• ACTIVITY: Write out exactly the lines of the material below, beginning at the top and ending at the line that contains "-4317.67817 | -4318.66100 |".

━━━ SUPPLIED RECORDS

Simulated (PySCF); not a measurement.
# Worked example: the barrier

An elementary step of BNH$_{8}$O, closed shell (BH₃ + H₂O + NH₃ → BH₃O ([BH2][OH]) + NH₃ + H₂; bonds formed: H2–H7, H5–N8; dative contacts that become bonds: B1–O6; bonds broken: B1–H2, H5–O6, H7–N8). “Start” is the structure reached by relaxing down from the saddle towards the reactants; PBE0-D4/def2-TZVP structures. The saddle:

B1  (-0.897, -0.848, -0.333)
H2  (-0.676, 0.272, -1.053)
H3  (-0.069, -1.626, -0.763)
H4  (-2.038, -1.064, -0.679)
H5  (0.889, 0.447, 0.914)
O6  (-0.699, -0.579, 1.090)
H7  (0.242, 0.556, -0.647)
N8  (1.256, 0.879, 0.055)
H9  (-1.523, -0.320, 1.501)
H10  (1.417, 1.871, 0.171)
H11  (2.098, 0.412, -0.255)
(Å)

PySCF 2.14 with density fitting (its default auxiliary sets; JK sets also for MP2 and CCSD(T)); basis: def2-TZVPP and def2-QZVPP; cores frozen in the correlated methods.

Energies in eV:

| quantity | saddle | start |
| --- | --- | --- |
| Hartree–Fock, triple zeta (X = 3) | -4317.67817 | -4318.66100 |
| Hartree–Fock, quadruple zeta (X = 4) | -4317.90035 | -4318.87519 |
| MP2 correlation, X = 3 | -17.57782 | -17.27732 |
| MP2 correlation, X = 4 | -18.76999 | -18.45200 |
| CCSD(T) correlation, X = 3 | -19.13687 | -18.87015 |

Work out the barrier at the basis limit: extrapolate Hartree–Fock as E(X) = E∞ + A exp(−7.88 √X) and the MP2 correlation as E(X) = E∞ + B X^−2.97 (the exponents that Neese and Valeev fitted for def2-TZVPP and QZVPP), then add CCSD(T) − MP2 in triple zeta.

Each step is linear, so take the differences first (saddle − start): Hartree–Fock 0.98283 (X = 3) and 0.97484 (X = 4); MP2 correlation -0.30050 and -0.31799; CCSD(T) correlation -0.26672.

━━━━━━

• RESULT:
Simulated (PySCF); not a measurement.
# Worked example: the barrier

An elementary step of BNH$_{8}$O, closed shell (BH₃ + H₂O + NH₃ → BH₃O ([BH2][OH]) + NH₃ + H₂; bonds formed: H2–H7, H5–N8; dative contacts that become bonds: B1–O6; bonds broken: B1–H2, H5–O6, H7–N8). “Start” is the structure reached by relaxing down from the saddle towards the reactants; PBE0-D4/def2-TZVP structures. The saddle:

B1  (-0.897, -0.848, -0.333)
H2  (-0.676, 0.272, -1.053)
H3  (-0.069, -1.626, -0.763)
H4  (-2.038, -1.064, -0.679)
H5  (0.889, 0.447, 0.914)
O6  (-0.699, -0.579, 1.090)
H7  (0.242, 0.556, -0.647)
N8  (1.256, 0.879, 0.055)
H9  (-1.523, -0.320, 1.501)
H10  (1.417, 1.871, 0.171)
H11  (2.098, 0.412, -0.255)
(Å)

PySCF 2.14 with density fitting (its default auxiliary sets; JK sets also for MP2 and CCSD(T)); basis: def2-TZVPP and def2-QZVPP; cores frozen in the correlated methods.

Energies in eV:

| quantity | saddle | start |
| --- | --- | --- |
| Hartree–Fock, triple zeta (X = 3) | -4317.67817 | -4318.66100 |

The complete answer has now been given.